**** Entries supplied ****
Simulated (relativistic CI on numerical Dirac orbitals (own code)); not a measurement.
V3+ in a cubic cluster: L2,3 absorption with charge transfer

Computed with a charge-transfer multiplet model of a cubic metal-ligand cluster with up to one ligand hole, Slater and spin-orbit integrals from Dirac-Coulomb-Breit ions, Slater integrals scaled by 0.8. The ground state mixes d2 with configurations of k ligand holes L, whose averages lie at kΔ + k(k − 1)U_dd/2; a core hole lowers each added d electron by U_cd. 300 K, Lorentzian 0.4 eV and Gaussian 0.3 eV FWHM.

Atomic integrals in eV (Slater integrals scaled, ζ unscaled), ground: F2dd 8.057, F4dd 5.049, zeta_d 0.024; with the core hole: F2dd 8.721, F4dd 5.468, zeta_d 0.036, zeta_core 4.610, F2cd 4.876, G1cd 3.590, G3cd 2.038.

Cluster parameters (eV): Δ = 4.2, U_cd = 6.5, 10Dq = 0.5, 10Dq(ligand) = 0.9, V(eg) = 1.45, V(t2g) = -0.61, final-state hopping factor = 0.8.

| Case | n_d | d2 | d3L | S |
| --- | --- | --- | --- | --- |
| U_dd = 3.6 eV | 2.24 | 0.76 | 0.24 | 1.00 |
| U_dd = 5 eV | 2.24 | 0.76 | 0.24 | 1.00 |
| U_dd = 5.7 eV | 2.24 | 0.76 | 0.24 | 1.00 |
****

**Assigned task:**
Using the entries above, give again exactly the lines from the line holding "Atomic integrals in" through the line holding "d2 | d3L | S |". Include both end lines and nothing else.

**Task result:**
Atomic integrals in eV (Slater integrals scaled, ζ unscaled), ground: F2dd 8.057, F4dd 5.049, zeta_d 0.024; with the core hole: F2dd 8.721, F4dd 5.468, zeta_d 0.036, zeta_core 4.610, F2cd 4.876, G1cd 3.590, G3cd 2.038.

Cluster parameters (eV): Δ = 4.2, U_cd = 6.5, 10Dq = 0.5, 10Dq(ligand) = 0.9, V(eg) = 1.45, V(t2g) = -0.61, final-state hopping factor = 0.8.

| Case | n_d | d2 | d3L | S |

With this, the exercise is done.